#### [REQUIREMENT]
For the listing below, output exactly the lines from the line with "Question: How far" up to and including the line with "- Redlich-Kwong: mean", and no other lines.

++++

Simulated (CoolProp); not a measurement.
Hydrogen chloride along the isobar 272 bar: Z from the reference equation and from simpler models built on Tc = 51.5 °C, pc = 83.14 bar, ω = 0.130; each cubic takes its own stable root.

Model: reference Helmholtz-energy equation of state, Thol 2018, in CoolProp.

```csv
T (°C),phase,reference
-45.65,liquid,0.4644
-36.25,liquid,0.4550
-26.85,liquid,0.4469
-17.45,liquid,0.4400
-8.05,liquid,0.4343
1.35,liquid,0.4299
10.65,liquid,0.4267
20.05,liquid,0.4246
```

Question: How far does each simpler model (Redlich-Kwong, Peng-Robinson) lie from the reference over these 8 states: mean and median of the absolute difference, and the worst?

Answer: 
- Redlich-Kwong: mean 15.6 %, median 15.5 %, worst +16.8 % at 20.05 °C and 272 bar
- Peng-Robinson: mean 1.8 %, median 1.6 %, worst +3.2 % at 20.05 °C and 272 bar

++++

#### [TASK OUTPUT]
Question: How far does each simpler model (Redlich-Kwong, Peng-Robinson) lie from the reference over these 8 states: mean and median of the absolute difference, and the worst?

Answer: 
- Redlich-Kwong: mean 15.6 %, median 15.5 %, worst +16.8 % at 20.05 °C and 272 bar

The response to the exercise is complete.